------
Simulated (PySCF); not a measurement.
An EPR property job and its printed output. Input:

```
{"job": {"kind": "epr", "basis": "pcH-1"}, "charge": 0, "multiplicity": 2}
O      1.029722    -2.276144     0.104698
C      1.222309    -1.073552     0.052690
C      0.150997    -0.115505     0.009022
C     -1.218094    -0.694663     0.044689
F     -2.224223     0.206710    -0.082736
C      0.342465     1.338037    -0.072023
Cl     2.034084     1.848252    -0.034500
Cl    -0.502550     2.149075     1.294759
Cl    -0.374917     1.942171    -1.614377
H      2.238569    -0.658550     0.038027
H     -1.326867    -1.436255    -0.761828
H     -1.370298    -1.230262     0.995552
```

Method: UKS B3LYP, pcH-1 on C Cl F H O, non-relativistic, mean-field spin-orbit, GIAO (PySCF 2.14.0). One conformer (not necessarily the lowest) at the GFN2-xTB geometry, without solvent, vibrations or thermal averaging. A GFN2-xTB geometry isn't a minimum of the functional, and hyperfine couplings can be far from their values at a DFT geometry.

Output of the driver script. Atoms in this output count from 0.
------

Of all the entries above, output exactly the lines between the one holding "An EPR property" and the one holding "Method: UKS B3LYP, pcH-1", inclusive.

An EPR property job and its printed output. Input:

```
{"job": {"kind": "epr", "basis": "pcH-1"}, "charge": 0, "multiplicity": 2}
O      1.029722    -2.276144     0.104698
C      1.222309    -1.073552     0.052690
C      0.150997    -0.115505     0.009022
C     -1.218094    -0.694663     0.044689
F     -2.224223     0.206710    -0.082736
C      0.342465     1.338037    -0.072023
Cl     2.034084     1.848252    -0.034500
Cl    -0.502550     2.149075     1.294759
Cl    -0.374917     1.942171    -1.614377
H      2.238569    -0.658550     0.038027
H     -1.326867    -1.436255    -0.761828
H     -1.370298    -1.230262     0.995552
```

Method: UKS B3LYP, pcH-1 on C Cl F H O, non-relativistic, mean-field spin-orbit, GIAO (PySCF 2.14.0). One conformer (not necessarily the lowest) at the GFN2-xTB geometry, without solvent, vibrations or thermal averaging. A GFN2-xTB geometry isn't a minimum of the functional, and hyperfine couplings can be far from their values at a DFT geometry.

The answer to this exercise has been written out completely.